- WORK ORDER
The entries follow. Print each one exactly.

BEGIN

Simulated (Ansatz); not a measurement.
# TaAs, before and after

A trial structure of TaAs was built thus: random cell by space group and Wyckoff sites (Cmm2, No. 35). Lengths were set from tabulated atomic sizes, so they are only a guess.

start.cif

END

- TASK RESPONSE
Simulated (Ansatz); not a measurement.
# TaAs, before and after

A trial structure of TaAs was built thus: random cell by space group and Wyckoff sites (Cmm2, No. 35). Lengths were set from tabulated atomic sizes, so they are only a guess.

start.cif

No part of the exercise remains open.